Top of Entries supplied
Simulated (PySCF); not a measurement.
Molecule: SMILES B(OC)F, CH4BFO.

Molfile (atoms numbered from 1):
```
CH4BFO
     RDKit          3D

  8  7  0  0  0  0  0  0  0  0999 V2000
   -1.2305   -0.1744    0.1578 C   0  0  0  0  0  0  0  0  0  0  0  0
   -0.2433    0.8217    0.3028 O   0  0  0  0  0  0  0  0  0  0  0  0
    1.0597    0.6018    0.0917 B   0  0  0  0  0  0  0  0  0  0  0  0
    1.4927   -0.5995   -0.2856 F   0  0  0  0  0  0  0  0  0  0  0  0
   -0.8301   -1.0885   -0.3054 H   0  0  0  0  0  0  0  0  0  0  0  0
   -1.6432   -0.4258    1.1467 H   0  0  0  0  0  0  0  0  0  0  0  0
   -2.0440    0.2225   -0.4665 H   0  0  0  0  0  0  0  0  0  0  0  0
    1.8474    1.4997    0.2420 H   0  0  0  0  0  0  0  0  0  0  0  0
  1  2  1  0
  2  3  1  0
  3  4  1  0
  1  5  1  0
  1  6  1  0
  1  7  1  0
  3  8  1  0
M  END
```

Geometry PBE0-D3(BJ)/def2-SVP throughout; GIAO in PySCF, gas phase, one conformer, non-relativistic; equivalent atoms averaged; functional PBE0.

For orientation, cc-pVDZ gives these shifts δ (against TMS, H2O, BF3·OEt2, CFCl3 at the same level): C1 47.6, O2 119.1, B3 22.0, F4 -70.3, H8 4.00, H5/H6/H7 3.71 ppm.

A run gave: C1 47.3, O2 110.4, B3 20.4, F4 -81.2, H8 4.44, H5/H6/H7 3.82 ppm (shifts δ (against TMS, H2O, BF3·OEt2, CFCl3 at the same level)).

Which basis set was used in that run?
Bottom of Entries supplied

Copy out only the lines above from the one with "Geometry PBE0-D3(BJ)/def2-SVP throughout;" to the one with "A run gave: C1", inclusive, exactly as they stand.

§ **Reply**:
Geometry PBE0-D3(BJ)/def2-SVP throughout; GIAO in PySCF, gas phase, one conformer, non-relativistic; equivalent atoms averaged; functional PBE0.

For orientation, cc-pVDZ gives these shifts δ (against TMS, H2O, BF3·OEt2, CFCl3 at the same level): C1 47.6, O2 119.1, B3 22.0, F4 -70.3, H8 4.00, H5/H6/H7 3.71 ppm.

A run gave: C1 47.3, O2 110.4, B3 20.4, F4 -81.2, H8 4.44, H5/H6/H7 3.82 ppm (shifts δ (against TMS, H2O, BF3·OEt2, CFCl3 at the same level)).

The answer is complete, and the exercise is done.